(Beginning of Entries supplied)
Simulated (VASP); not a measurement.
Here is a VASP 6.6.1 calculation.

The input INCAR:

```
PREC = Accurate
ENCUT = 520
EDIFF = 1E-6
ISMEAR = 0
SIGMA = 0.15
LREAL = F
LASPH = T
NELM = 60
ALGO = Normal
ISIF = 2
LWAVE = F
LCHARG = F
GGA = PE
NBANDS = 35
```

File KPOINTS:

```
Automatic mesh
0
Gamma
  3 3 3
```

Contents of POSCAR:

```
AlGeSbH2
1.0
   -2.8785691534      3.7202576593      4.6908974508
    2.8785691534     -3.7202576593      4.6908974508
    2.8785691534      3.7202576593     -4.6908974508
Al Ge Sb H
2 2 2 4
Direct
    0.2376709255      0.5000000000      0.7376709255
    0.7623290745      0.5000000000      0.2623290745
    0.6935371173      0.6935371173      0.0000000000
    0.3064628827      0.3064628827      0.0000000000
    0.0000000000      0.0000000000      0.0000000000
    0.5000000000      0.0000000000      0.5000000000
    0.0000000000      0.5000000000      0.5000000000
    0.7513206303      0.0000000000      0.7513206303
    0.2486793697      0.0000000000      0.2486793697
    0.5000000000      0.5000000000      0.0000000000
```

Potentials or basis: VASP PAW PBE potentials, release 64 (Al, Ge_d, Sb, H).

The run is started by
(End of Entries supplied)

Work item. Begin with the first line of the listing and copy exactly through the line that contains "Potentials or basis: VASP", please, keeping both ends and leaving out everything after.

Task response.
Simulated (VASP); not a measurement.
Here is a VASP 6.6.1 calculation.

The input INCAR:

```
PREC = Accurate
ENCUT = 520
EDIFF = 1E-6
ISMEAR = 0
SIGMA = 0.15
LREAL = F
LASPH = T
NELM = 60
ALGO = Normal
ISIF = 2
LWAVE = F
LCHARG = F
GGA = PE
NBANDS = 35
```

File KPOINTS:

```
Automatic mesh
0
Gamma
  3 3 3
```

Contents of POSCAR:

```
AlGeSbH2
1.0
   -2.8785691534      3.7202576593      4.6908974508
    2.8785691534     -3.7202576593      4.6908974508
    2.8785691534      3.7202576593     -4.6908974508
Al Ge Sb H
2 2 2 4
Direct
    0.2376709255      0.5000000000      0.7376709255
    0.7623290745      0.5000000000      0.2623290745
    0.6935371173      0.6935371173      0.0000000000
    0.3064628827      0.3064628827      0.0000000000
    0.0000000000      0.0000000000      0.0000000000
    0.5000000000      0.0000000000      0.5000000000
    0.0000000000      0.5000000000      0.5000000000
    0.7513206303      0.0000000000      0.7513206303
    0.2486793697      0.0000000000      0.2486793697
    0.5000000000      0.5000000000      0.0000000000
```

Potentials or basis: VASP PAW PBE potentials, release 64 (Al, Ge_d, Sb, H).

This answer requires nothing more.